Available data:
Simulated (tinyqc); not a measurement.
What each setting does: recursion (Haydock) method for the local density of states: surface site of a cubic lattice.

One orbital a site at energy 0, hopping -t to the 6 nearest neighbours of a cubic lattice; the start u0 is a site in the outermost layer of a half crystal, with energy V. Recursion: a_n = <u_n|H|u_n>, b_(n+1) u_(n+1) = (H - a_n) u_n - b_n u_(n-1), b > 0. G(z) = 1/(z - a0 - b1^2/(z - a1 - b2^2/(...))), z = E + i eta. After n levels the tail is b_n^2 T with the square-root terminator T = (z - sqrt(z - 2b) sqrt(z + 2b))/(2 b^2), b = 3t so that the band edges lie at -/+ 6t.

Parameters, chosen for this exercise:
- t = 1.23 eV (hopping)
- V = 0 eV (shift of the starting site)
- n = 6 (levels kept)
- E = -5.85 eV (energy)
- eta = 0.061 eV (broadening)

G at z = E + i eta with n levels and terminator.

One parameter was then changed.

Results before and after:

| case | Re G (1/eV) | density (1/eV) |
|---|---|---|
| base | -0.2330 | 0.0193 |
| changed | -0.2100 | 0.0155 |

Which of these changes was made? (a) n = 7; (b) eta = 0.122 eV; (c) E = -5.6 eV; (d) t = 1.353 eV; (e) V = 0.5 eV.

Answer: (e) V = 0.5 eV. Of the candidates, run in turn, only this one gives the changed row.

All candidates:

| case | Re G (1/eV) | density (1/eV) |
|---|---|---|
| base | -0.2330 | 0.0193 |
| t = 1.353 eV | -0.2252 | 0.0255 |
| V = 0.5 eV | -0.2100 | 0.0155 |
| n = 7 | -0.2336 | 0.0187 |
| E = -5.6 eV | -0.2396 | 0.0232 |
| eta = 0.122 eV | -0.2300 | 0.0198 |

Work instruction:
Everything above from the line containing "Answer: (e) V" through the line containing "-0.2396 | 0.0232 |" must be copied exactly. Nothing outside that range belongs in the answer.

Exercise output:
Answer: (e) V = 0.5 eV. Of the candidates, run in turn, only this one gives the changed row.

All candidates:

| case | Re G (1/eV) | density (1/eV) |
|---|---|---|
| base | -0.2330 | 0.0193 |
| t = 1.353 eV | -0.2252 | 0.0255 |
| V = 0.5 eV | -0.2100 | 0.0155 |
| n = 7 | -0.2336 | 0.0187 |
| E = -5.6 eV | -0.2396 | 0.0232 |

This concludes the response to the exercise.